* Work order
Transcribe the records word for word, beginning with the first line and ending with the line that contains "Question: Estimate the band"; include nothing else.

* Dataset extract
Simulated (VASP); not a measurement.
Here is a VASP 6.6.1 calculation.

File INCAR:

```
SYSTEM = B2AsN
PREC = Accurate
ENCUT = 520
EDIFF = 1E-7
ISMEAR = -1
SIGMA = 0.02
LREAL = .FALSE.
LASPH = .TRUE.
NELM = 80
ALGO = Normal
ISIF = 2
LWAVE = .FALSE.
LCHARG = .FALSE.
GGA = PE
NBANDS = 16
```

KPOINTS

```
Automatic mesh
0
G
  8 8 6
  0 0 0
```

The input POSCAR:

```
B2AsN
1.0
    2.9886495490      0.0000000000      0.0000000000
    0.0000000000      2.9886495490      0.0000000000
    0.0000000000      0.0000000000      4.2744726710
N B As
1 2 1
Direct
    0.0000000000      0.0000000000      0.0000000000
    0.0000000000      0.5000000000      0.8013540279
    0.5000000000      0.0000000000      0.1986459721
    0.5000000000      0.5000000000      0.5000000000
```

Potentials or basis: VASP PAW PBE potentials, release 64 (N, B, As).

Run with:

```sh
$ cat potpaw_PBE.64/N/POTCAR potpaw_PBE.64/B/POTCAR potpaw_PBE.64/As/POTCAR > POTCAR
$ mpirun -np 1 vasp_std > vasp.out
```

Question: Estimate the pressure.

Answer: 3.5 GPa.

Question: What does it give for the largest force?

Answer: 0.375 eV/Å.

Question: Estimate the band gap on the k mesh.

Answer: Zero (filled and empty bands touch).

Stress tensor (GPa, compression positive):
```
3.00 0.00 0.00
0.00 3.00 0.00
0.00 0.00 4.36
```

* Exercise solution
Simulated (VASP); not a measurement.
Here is a VASP 6.6.1 calculation.

File INCAR:

```
SYSTEM = B2AsN
PREC = Accurate
ENCUT = 520
EDIFF = 1E-7
ISMEAR = -1
SIGMA = 0.02
LREAL = .FALSE.
LASPH = .TRUE.
NELM = 80
ALGO = Normal
ISIF = 2
LWAVE = .FALSE.
LCHARG = .FALSE.
GGA = PE
NBANDS = 16
```

KPOINTS

```
Automatic mesh
0
G
  8 8 6
  0 0 0
```

The input POSCAR:

```
B2AsN
1.0
    2.9886495490      0.0000000000      0.0000000000
    0.0000000000      2.9886495490      0.0000000000
    0.0000000000      0.0000000000      4.2744726710
N B As
1 2 1
Direct
    0.0000000000      0.0000000000      0.0000000000
    0.0000000000      0.5000000000      0.8013540279
    0.5000000000      0.0000000000      0.1986459721
    0.5000000000      0.5000000000      0.5000000000
```

Potentials or basis: VASP PAW PBE potentials, release 64 (N, B, As).

Run with:

```sh
$ cat potpaw_PBE.64/N/POTCAR potpaw_PBE.64/B/POTCAR potpaw_PBE.64/As/POTCAR > POTCAR
$ mpirun -np 1 vasp_std > vasp.out
```

Question: Estimate the pressure.

Answer: 3.5 GPa.

Question: What does it give for the largest force?

Answer: 0.375 eV/Å.

Question: Estimate the band gap on the k mesh.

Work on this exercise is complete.